**BRIEF:** Once you find the line containing "Question: what pressure should row 3 give?" in the data below, copy it and each following line exactly, up to and including the line containing "Worked fit of", and nothing else.

**EXTRACTED RECORDS:**
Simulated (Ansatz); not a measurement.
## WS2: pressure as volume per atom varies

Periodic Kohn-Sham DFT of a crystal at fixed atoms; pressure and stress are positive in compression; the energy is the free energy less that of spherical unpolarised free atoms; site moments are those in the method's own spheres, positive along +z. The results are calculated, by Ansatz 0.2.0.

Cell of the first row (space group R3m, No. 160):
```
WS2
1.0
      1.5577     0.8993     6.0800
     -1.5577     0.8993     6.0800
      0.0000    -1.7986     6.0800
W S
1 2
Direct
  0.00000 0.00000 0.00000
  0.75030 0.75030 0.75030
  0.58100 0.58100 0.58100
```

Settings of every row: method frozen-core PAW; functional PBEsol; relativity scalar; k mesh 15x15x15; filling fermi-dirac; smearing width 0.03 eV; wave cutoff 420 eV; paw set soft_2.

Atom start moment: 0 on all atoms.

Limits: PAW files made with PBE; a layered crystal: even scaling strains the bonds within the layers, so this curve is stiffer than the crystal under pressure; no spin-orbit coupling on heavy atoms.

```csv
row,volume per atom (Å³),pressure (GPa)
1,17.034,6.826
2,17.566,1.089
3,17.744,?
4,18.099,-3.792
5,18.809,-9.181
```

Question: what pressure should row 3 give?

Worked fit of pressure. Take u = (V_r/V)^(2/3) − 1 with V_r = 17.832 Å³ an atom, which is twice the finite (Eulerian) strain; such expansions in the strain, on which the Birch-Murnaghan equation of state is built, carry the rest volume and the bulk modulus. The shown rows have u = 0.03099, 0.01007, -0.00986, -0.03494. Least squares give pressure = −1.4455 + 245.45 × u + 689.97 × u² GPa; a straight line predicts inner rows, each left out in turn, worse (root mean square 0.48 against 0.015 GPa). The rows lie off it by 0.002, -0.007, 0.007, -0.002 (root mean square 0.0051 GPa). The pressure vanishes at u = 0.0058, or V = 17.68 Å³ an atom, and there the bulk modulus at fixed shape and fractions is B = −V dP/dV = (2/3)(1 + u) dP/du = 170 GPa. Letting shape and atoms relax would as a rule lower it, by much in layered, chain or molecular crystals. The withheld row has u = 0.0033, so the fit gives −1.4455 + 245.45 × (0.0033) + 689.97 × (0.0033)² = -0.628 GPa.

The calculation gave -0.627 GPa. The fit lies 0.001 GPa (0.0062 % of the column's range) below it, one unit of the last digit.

**TASK RESULT:**
Question: what pressure should row 3 give?

Worked fit of pressure. Take u = (V_r/V)^(2/3) − 1 with V_r = 17.832 Å³ an atom, which is twice the finite (Eulerian) strain; such expansions in the strain, on which the Birch-Murnaghan equation of state is built, carry the rest volume and the bulk modulus. The shown rows have u = 0.03099, 0.01007, -0.00986, -0.03494. Least squares give pressure = −1.4455 + 245.45 × u + 689.97 × u² GPa; a straight line predicts inner rows, each left out in turn, worse (root mean square 0.48 against 0.015 GPa). The rows lie off it by 0.002, -0.007, 0.007, -0.002 (root mean square 0.0051 GPa). The pressure vanishes at u = 0.0058, or V = 17.68 Å³ an atom, and there the bulk modulus at fixed shape and fractions is B = −V dP/dV = (2/3)(1 + u) dP/du = 170 GPa. Letting shape and atoms relax would as a rule lower it, by much in layered, chain or molecular crystals. The withheld row has u = 0.0033, so the fit gives −1.4455 + 245.45 × (0.0033) + 689.97 × (0.0033)² = -0.628 GPa.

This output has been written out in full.